#### Brief
Please give back word for word the lines of the material below between the line containing "move on excitation?**" and the line containing "0.81 e is displaced", inclusive.

┌──

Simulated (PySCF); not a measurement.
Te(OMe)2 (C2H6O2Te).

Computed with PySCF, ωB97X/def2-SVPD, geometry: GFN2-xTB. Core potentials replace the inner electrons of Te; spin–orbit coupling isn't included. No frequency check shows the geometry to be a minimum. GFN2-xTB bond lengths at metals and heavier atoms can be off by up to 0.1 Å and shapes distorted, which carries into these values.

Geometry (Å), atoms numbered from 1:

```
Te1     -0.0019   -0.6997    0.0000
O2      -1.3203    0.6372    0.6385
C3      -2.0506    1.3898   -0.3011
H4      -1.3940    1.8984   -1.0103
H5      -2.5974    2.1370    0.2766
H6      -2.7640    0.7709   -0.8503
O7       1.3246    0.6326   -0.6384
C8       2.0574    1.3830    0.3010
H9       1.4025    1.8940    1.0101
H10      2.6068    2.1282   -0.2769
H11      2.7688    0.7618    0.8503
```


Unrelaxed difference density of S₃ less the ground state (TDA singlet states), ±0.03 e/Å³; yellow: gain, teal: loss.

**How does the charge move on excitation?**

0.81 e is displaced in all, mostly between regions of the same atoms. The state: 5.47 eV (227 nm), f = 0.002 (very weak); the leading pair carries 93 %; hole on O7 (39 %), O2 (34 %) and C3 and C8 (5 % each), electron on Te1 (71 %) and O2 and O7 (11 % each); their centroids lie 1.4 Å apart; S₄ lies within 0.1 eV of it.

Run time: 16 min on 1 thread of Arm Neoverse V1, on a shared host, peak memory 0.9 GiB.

└──

#### Reply
**How does the charge move on excitation?**

0.81 e is displaced in all, mostly between regions of the same atoms. The state: 5.47 eV (227 nm), f = 0.002 (very weak); the leading pair carries 93 %; hole on O7 (39 %), O2 (34 %) and C3 and C8 (5 % each), electron on Te1 (71 %) and O2 and O7 (11 % each); their centroids lie 1.4 Å apart; S₄ lies within 0.1 eV of it.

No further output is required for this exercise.